************

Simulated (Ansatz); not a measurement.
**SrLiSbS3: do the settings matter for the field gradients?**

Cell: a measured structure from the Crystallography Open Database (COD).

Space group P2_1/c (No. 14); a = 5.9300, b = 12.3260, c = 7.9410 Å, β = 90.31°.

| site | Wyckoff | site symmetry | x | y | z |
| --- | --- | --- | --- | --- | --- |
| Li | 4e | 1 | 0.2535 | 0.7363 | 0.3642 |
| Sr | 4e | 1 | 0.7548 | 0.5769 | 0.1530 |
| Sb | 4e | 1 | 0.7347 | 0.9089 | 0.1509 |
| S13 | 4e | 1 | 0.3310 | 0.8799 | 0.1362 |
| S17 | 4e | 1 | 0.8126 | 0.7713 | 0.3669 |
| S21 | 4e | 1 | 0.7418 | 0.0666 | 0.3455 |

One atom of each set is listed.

************

WORK ITEM -> Start with the first line of the data and print every line exactly. The line containing "0.9089 | 0.1509 |" is the last one to include.

EXPECTED ANSWER ->
Simulated (Ansatz); not a measurement.
**SrLiSbS3: do the settings matter for the field gradients?**

Cell: a measured structure from the Crystallography Open Database (COD).

Space group P2_1/c (No. 14); a = 5.9300, b = 12.3260, c = 7.9410 Å, β = 90.31°.

| site | Wyckoff | site symmetry | x | y | z |
| --- | --- | --- | --- | --- | --- |
| Li | 4e | 1 | 0.2535 | 0.7363 | 0.3642 |
| Sr | 4e | 1 | 0.7548 | 0.5769 | 0.1530 |
| Sb | 4e | 1 | 0.7347 | 0.9089 | 0.1509 |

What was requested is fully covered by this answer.